▸ **Action item**: Your task is to reproduce exactly the lines that run from the beginning of the data through the line where "width 0.1 eV" appears.

▸ **Available data**:
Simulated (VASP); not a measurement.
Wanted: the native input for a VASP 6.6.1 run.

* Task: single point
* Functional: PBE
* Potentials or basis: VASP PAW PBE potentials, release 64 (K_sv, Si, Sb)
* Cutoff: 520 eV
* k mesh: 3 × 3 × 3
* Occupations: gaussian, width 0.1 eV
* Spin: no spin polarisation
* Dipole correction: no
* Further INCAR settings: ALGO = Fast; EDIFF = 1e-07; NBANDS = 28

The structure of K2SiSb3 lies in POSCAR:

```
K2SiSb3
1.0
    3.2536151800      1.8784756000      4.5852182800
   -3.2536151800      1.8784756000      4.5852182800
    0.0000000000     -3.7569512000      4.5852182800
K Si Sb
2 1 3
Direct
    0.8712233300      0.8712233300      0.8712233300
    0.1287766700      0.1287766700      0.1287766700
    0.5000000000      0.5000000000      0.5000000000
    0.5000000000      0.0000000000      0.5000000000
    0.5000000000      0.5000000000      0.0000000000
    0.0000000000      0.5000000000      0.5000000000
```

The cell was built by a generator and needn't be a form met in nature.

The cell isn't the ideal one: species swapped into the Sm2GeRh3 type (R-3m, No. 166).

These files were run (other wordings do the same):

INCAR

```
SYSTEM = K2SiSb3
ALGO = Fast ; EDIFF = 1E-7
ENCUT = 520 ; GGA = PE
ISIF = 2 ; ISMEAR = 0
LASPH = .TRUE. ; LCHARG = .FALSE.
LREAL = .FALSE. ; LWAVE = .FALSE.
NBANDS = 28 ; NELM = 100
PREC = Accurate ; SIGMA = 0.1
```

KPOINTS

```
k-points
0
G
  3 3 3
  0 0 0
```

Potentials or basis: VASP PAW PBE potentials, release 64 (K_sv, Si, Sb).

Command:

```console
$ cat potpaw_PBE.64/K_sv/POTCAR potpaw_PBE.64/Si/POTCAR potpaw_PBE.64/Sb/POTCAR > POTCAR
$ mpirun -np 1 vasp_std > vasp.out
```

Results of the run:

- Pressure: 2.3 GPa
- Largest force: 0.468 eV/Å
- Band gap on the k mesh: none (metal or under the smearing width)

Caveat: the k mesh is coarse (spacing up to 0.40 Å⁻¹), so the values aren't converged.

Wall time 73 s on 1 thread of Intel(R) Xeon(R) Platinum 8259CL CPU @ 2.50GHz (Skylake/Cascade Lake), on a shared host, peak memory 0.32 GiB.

▸ **Exercise response**:
Simulated (VASP); not a measurement.
Wanted: the native input for a VASP 6.6.1 run.

* Task: single point
* Functional: PBE
* Potentials or basis: VASP PAW PBE potentials, release 64 (K_sv, Si, Sb)
* Cutoff: 520 eV
* k mesh: 3 × 3 × 3
* Occupations: gaussian, width 0.1 eV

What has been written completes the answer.